[Opening Data extract section]

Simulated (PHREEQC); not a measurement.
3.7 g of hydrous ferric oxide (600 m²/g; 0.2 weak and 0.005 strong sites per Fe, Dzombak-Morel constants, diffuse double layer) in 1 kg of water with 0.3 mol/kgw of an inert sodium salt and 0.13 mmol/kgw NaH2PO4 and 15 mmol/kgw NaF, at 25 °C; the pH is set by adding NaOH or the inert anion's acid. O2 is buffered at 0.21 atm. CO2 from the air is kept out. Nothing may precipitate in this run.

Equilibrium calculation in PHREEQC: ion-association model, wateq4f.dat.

[Closing Data extract section]

Requirement: Repeat the material exactly, please, so that each line matches its source.

Answer box:
Simulated (PHREEQC); not a measurement.
3.7 g of hydrous ferric oxide (600 m²/g; 0.2 weak and 0.005 strong sites per Fe, Dzombak-Morel constants, diffuse double layer) in 1 kg of water with 0.3 mol/kgw of an inert sodium salt and 0.13 mmol/kgw NaH2PO4 and 15 mmol/kgw NaF, at 25 °C; the pH is set by adding NaOH or the inert anion's acid. O2 is buffered at 0.21 atm. CO2 from the air is kept out. Nothing may precipitate in this run.

Equilibrium calculation in PHREEQC: ion-association model, wateq4f.dat.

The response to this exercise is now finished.